_ _ _

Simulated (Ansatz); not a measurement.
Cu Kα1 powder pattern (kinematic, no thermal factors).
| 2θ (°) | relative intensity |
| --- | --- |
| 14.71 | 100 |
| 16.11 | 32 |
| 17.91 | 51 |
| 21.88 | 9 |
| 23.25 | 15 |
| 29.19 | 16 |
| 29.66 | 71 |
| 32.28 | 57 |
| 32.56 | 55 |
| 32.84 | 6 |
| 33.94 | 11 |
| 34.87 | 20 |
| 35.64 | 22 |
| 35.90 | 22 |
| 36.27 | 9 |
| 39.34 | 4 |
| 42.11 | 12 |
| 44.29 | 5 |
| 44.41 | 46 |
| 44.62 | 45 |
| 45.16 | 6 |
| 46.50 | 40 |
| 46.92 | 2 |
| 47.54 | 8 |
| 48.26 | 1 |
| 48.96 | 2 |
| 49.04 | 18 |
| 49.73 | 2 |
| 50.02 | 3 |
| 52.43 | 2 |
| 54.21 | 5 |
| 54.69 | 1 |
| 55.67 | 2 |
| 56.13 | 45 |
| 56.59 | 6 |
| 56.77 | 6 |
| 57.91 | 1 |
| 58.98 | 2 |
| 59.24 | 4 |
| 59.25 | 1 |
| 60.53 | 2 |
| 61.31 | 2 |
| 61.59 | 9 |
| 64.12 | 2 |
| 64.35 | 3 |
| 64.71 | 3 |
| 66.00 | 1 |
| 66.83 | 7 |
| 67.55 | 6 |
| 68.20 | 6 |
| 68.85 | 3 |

_ _ _

## Action item
Stop at the line containing "55.67 | 2 |". Please print exactly every line before it from the start of the records, plus that line itself, and nothing else.

## Task answer
Simulated (Ansatz); not a measurement.
Cu Kα1 powder pattern (kinematic, no thermal factors).
| 2θ (°) | relative intensity |
| --- | --- |
| 14.71 | 100 |
| 16.11 | 32 |
| 17.91 | 51 |
| 21.88 | 9 |
| 23.25 | 15 |
| 29.19 | 16 |
| 29.66 | 71 |
| 32.28 | 57 |
| 32.56 | 55 |
| 32.84 | 6 |
| 33.94 | 11 |
| 34.87 | 20 |
| 35.64 | 22 |
| 35.90 | 22 |
| 36.27 | 9 |
| 39.34 | 4 |
| 42.11 | 12 |
| 44.29 | 5 |
| 44.41 | 46 |
| 44.62 | 45 |
| 45.16 | 6 |
| 46.50 | 40 |
| 46.92 | 2 |
| 47.54 | 8 |
| 48.26 | 1 |
| 48.96 | 2 |
| 49.04 | 18 |
| 49.73 | 2 |
| 50.02 | 3 |
| 52.43 | 2 |
| 54.21 | 5 |
| 54.69 | 1 |
| 55.67 | 2 |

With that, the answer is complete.